Content starts
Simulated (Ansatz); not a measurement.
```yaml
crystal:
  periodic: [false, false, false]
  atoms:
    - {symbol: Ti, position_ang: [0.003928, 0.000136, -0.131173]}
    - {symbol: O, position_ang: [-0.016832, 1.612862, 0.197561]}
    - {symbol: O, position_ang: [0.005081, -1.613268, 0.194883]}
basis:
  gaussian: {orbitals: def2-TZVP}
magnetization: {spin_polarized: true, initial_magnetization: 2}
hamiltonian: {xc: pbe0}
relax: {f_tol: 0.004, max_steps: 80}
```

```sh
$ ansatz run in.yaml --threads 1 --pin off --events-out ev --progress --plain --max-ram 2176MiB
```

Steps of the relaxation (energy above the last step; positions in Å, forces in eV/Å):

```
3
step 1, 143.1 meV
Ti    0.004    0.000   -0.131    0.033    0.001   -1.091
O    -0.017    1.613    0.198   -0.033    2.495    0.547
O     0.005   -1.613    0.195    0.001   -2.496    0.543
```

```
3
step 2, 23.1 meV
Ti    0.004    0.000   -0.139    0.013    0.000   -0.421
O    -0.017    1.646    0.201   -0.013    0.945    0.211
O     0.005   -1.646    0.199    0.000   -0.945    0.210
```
Content ends

Every entry should be duplicated exactly as written.

Simulated (Ansatz); not a measurement.
```yaml
crystal:
  periodic: [false, false, false]
  atoms:
    - {symbol: Ti, position_ang: [0.003928, 0.000136, -0.131173]}
    - {symbol: O, position_ang: [-0.016832, 1.612862, 0.197561]}
    - {symbol: O, position_ang: [0.005081, -1.613268, 0.194883]}
basis:
  gaussian: {orbitals: def2-TZVP}
magnetization: {spin_polarized: true, initial_magnetization: 2}
hamiltonian: {xc: pbe0}
relax: {f_tol: 0.004, max_steps: 80}
```

```sh
$ ansatz run in.yaml --threads 1 --pin off --events-out ev --progress --plain --max-ram 2176MiB
```

Steps of the relaxation (energy above the last step; positions in Å, forces in eV/Å):

```
3
step 1, 143.1 meV
Ti    0.004    0.000   -0.131    0.033    0.001   -1.091
O    -0.017    1.613    0.198   -0.033    2.495    0.547
O     0.005   -1.613    0.195    0.001   -2.496    0.543
```

```
3
step 2, 23.1 meV
Ti    0.004    0.000   -0.139    0.013    0.000   -0.421
O    -0.017    1.646    0.201   -0.013    0.945    0.211
O     0.005   -1.646    0.199    0.000   -0.945    0.210
```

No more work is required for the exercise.